ASSIGNED TASK: If a line contains "(2) Predict the pressure.", it is the last one to write out; begin with the first line of the records and copy each exactly.

++++ PROVIDED RECORDS ++++

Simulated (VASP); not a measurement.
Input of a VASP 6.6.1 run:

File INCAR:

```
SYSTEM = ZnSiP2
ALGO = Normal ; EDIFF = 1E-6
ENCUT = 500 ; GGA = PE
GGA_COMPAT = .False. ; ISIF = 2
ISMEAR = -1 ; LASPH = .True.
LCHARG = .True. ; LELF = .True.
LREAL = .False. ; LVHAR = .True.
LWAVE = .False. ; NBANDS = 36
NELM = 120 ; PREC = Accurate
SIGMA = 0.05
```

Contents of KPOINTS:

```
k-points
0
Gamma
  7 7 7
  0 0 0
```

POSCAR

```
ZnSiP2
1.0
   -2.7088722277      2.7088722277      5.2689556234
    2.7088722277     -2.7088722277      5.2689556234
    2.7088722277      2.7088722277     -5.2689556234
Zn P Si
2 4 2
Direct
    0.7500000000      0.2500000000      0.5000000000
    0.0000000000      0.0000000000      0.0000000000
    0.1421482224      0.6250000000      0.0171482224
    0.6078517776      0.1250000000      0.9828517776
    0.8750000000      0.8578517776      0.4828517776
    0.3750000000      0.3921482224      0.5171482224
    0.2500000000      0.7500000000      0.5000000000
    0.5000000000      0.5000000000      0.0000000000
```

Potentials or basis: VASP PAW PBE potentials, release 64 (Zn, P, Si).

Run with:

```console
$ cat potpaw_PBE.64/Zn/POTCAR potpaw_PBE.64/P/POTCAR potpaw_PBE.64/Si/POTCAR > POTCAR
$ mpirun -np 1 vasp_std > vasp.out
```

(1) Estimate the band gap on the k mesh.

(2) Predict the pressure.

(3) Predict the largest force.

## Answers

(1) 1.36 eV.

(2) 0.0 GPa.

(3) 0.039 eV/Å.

++++

REPLY:
Simulated (VASP); not a measurement.
Input of a VASP 6.6.1 run:

File INCAR:

```
SYSTEM = ZnSiP2
ALGO = Normal ; EDIFF = 1E-6
ENCUT = 500 ; GGA = PE
GGA_COMPAT = .False. ; ISIF = 2
ISMEAR = -1 ; LASPH = .True.
LCHARG = .True. ; LELF = .True.
LREAL = .False. ; LVHAR = .True.
LWAVE = .False. ; NBANDS = 36
NELM = 120 ; PREC = Accurate
SIGMA = 0.05
```

Contents of KPOINTS:

```
k-points
0
Gamma
  7 7 7
  0 0 0
```

POSCAR

```
ZnSiP2
1.0
   -2.7088722277      2.7088722277      5.2689556234
    2.7088722277     -2.7088722277      5.2689556234
    2.7088722277      2.7088722277     -5.2689556234
Zn P Si
2 4 2
Direct
    0.7500000000      0.2500000000      0.5000000000
    0.0000000000      0.0000000000      0.0000000000
    0.1421482224      0.6250000000      0.0171482224
    0.6078517776      0.1250000000      0.9828517776
    0.8750000000      0.8578517776      0.4828517776
    0.3750000000      0.3921482224      0.5171482224
    0.2500000000      0.7500000000      0.5000000000
    0.5000000000      0.5000000000      0.0000000000
```

Potentials or basis: VASP PAW PBE potentials, release 64 (Zn, P, Si).

Run with:

```console
$ cat potpaw_PBE.64/Zn/POTCAR potpaw_PBE.64/P/POTCAR potpaw_PBE.64/Si/POTCAR > POTCAR
$ mpirun -np 1 vasp_std > vasp.out
```

(1) Estimate the band gap on the k mesh.

(2) Predict the pressure.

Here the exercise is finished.